■ ■ ■ ■ ■ ■ ■

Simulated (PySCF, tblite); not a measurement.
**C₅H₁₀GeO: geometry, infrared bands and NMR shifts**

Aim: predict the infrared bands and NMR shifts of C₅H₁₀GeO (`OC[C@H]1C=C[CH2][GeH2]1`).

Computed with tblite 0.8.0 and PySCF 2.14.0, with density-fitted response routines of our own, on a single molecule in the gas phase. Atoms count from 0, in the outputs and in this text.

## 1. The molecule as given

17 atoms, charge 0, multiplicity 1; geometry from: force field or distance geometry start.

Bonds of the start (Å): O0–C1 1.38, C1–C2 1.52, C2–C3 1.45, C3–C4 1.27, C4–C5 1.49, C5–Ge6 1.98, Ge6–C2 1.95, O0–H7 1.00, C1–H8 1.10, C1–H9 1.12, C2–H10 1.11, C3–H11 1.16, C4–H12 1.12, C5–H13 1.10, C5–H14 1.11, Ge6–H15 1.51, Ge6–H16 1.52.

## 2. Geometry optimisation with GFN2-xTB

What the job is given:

■ ■ ■ ■ ■ ■ ■

• **REQUIRED ACTION**
I'd like an exact copy of the lines above, from the very first one through the line that contains "## 2. Geometry optimisation with GFN2-xTB", with nothing else added.

• **EXERCISE ANSWER**
Simulated (PySCF, tblite); not a measurement.
**C₅H₁₀GeO: geometry, infrared bands and NMR shifts**

Aim: predict the infrared bands and NMR shifts of C₅H₁₀GeO (`OC[C@H]1C=C[CH2][GeH2]1`).

Computed with tblite 0.8.0 and PySCF 2.14.0, with density-fitted response routines of our own, on a single molecule in the gas phase. Atoms count from 0, in the outputs and in this text.

## 1. The molecule as given

17 atoms, charge 0, multiplicity 1; geometry from: force field or distance geometry start.

Bonds of the start (Å): O0–C1 1.38, C1–C2 1.52, C2–C3 1.45, C3–C4 1.27, C4–C5 1.49, C5–Ge6 1.98, Ge6–C2 1.95, O0–H7 1.00, C1–H8 1.10, C1–H9 1.12, C2–H10 1.11, C3–H11 1.16, C4–H12 1.12, C5–H13 1.10, C5–H14 1.11, Ge6–H15 1.51, Ge6–H16 1.52.

## 2. Geometry optimisation with GFN2-xTB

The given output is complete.